====================
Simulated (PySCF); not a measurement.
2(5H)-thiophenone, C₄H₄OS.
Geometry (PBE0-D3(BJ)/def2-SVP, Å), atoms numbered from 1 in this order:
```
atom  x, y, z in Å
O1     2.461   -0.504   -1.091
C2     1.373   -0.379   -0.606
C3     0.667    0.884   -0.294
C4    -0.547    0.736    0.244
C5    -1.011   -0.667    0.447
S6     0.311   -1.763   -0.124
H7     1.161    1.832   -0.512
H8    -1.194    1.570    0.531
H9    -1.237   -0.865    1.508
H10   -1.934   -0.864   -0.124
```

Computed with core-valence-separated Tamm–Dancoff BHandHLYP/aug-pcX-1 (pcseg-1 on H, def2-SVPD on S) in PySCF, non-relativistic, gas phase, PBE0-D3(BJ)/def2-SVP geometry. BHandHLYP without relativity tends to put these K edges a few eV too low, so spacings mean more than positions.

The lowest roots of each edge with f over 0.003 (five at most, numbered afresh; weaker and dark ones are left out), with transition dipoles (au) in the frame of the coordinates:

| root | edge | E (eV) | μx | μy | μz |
====================

[REQUIREMENT]
Up to and including the line that holds "The lowest roots", reproduce the records above exactly from their first line, and give nothing else.

[WORKED SOLUTION]
Simulated (PySCF); not a measurement.
2(5H)-thiophenone, C₄H₄OS.
Geometry (PBE0-D3(BJ)/def2-SVP, Å), atoms numbered from 1 in this order:
```
atom  x, y, z in Å
O1     2.461   -0.504   -1.091
C2     1.373   -0.379   -0.606
C3     0.667    0.884   -0.294
C4    -0.547    0.736    0.244
C5    -1.011   -0.667    0.447
S6     0.311   -1.763   -0.124
H7     1.161    1.832   -0.512
H8    -1.194    1.570    0.531
H9    -1.237   -0.865    1.508
H10   -1.934   -0.864   -0.124
```

Computed with core-valence-separated Tamm–Dancoff BHandHLYP/aug-pcX-1 (pcseg-1 on H, def2-SVPD on S) in PySCF, non-relativistic, gas phase, PBE0-D3(BJ)/def2-SVP geometry. BHandHLYP without relativity tends to put these K edges a few eV too low, so spacings mean more than positions.

The lowest roots of each edge with f over 0.003 (five at most, numbered afresh; weaker and dark ones are left out), with transition dipoles (au) in the frame of the coordinates:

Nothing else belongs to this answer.